-----

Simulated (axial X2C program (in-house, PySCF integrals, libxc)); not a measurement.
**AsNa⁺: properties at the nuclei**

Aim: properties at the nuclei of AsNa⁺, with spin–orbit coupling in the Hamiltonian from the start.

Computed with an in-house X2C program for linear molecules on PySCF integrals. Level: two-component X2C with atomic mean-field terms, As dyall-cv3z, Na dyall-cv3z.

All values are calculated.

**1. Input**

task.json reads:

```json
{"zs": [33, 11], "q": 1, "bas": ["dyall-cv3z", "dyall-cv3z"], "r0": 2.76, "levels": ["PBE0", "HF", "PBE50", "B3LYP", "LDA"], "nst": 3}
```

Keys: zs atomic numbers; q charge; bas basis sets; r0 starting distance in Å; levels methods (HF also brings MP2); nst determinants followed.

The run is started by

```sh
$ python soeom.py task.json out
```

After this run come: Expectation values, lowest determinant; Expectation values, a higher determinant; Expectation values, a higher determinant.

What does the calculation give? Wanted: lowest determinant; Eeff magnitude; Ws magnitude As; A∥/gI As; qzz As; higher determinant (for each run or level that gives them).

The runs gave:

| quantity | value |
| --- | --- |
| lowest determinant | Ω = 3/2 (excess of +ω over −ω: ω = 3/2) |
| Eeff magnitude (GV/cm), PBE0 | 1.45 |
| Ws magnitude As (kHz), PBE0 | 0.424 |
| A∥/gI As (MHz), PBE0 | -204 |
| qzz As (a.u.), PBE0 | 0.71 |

-----

* _Exercise_
Return the lines above precisely as they appear, beginning at the first line and ending at the line with "PBE0 | -204 |", and nothing after it.

* _Task output_
Simulated (axial X2C program (in-house, PySCF integrals, libxc)); not a measurement.
**AsNa⁺: properties at the nuclei**

Aim: properties at the nuclei of AsNa⁺, with spin–orbit coupling in the Hamiltonian from the start.

Computed with an in-house X2C program for linear molecules on PySCF integrals. Level: two-component X2C with atomic mean-field terms, As dyall-cv3z, Na dyall-cv3z.

All values are calculated.

**1. Input**

task.json reads:

```json
{"zs": [33, 11], "q": 1, "bas": ["dyall-cv3z", "dyall-cv3z"], "r0": 2.76, "levels": ["PBE0", "HF", "PBE50", "B3LYP", "LDA"], "nst": 3}
```

Keys: zs atomic numbers; q charge; bas basis sets; r0 starting distance in Å; levels methods (HF also brings MP2); nst determinants followed.

The run is started by

```sh
$ python soeom.py task.json out
```

After this run come: Expectation values, lowest determinant; Expectation values, a higher determinant; Expectation values, a higher determinant.

What does the calculation give? Wanted: lowest determinant; Eeff magnitude; Ws magnitude As; A∥/gI As; qzz As; higher determinant (for each run or level that gives them).

The runs gave:

| quantity | value |
| --- | --- |
| lowest determinant | Ω = 3/2 (excess of +ω over −ω: ω = 3/2) |
| Eeff magnitude (GV/cm), PBE0 | 1.45 |
| Ws magnitude As (kHz), PBE0 | 0.424 |
| A∥/gI As (MHz), PBE0 | -204 |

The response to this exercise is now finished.